* * * *
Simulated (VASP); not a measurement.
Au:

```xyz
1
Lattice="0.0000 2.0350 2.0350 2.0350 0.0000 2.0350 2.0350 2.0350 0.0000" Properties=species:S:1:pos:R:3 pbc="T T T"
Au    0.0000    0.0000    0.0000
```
* * * *

WORK ORDER =
Each record above is to be reproduced exactly, in full.

EXERCISE SOLUTION =
Simulated (VASP); not a measurement.
Au:

```xyz
1
Lattice="0.0000 2.0350 2.0350 2.0350 0.0000 2.0350 2.0350 2.0350 0.0000" Properties=species:S:1:pos:R:3 pbc="T T T"
Au    0.0000    0.0000    0.0000
```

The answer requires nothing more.